Input data:
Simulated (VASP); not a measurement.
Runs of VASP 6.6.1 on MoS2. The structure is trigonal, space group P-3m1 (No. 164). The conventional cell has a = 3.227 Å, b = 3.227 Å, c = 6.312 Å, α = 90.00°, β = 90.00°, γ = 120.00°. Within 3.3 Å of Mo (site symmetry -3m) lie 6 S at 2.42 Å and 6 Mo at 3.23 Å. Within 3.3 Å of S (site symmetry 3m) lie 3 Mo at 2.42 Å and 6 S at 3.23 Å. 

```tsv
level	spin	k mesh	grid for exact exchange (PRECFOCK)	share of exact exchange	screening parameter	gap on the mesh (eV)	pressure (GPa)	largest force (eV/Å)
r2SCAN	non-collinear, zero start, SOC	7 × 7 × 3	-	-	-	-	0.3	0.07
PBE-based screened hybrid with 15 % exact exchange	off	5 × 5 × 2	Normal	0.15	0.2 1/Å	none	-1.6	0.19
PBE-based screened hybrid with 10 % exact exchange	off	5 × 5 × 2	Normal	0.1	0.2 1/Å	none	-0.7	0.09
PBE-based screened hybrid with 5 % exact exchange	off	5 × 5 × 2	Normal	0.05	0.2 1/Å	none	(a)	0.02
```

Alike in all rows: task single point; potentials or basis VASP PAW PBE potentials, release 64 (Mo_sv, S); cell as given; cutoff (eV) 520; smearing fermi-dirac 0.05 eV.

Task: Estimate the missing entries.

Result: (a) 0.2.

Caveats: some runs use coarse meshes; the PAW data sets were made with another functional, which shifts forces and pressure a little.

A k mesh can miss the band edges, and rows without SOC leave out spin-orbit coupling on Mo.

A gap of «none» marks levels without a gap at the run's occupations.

Required action: Exactly as they appear above, output the lines of the data from the first through the one that contains "A k mesh can", and only those lines.

Exercise solution:
Simulated (VASP); not a measurement.
Runs of VASP 6.6.1 on MoS2. The structure is trigonal, space group P-3m1 (No. 164). The conventional cell has a = 3.227 Å, b = 3.227 Å, c = 6.312 Å, α = 90.00°, β = 90.00°, γ = 120.00°. Within 3.3 Å of Mo (site symmetry -3m) lie 6 S at 2.42 Å and 6 Mo at 3.23 Å. Within 3.3 Å of S (site symmetry 3m) lie 3 Mo at 2.42 Å and 6 S at 3.23 Å. 

```tsv
level	spin	k mesh	grid for exact exchange (PRECFOCK)	share of exact exchange	screening parameter	gap on the mesh (eV)	pressure (GPa)	largest force (eV/Å)
r2SCAN	non-collinear, zero start, SOC	7 × 7 × 3	-	-	-	-	0.3	0.07
PBE-based screened hybrid with 15 % exact exchange	off	5 × 5 × 2	Normal	0.15	0.2 1/Å	none	-1.6	0.19
PBE-based screened hybrid with 10 % exact exchange	off	5 × 5 × 2	Normal	0.1	0.2 1/Å	none	-0.7	0.09
PBE-based screened hybrid with 5 % exact exchange	off	5 × 5 × 2	Normal	0.05	0.2 1/Å	none	(a)	0.02
```

Alike in all rows: task single point; potentials or basis VASP PAW PBE potentials, release 64 (Mo_sv, S); cell as given; cutoff (eV) 520; smearing fermi-dirac 0.05 eV.

Task: Estimate the missing entries.

Result: (a) 0.2.

Caveats: some runs use coarse meshes; the PAW data sets were made with another functional, which shifts forces and pressure a little.

A k mesh can miss the band edges, and rows without SOC leave out spin-orbit coupling on Mo.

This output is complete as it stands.